- **EXERCISE**
Beneath this instruction is a listing. Transcribe from it only the stretch from the line with "This step: ABINIT" through the line with "The RPA dielectric", both end lines included, exactly as written.

- **THE DATA**
════════════════
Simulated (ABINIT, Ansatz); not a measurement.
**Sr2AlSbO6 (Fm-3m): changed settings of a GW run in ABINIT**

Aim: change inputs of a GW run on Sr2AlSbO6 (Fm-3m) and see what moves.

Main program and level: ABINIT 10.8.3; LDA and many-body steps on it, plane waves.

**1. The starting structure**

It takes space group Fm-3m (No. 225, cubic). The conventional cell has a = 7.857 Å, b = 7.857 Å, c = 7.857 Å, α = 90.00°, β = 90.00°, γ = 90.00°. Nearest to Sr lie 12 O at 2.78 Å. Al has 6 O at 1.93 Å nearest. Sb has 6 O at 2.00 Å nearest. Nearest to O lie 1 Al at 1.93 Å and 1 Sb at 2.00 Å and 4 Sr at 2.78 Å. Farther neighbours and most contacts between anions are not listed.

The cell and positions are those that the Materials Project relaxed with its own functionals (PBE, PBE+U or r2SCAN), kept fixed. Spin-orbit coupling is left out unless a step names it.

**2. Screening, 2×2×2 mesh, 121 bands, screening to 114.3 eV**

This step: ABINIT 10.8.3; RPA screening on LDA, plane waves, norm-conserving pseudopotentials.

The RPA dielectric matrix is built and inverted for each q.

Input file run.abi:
════════════════

- **EXERCISE RESPONSE**
This step: ABINIT 10.8.3; RPA screening on LDA, plane waves, norm-conserving pseudopotentials.

The RPA dielectric matrix is built and inverted for each q.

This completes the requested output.